▶ _Work instruction_: In full and without edits, write out the data that follows.

▶ _Extracted data_:
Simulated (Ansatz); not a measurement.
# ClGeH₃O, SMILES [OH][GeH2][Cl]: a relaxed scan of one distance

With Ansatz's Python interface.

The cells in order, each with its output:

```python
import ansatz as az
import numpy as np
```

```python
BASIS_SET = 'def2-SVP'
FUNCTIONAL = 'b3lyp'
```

▶ _Result_:
Simulated (Ansatz); not a measurement.
# ClGeH₃O, SMILES [OH][GeH2][Cl]: a relaxed scan of one distance

With Ansatz's Python interface.

The cells in order, each with its output:

```python
import ansatz as az
import numpy as np
```

```python
BASIS_SET = 'def2-SVP'
FUNCTIONAL = 'b3lyp'
```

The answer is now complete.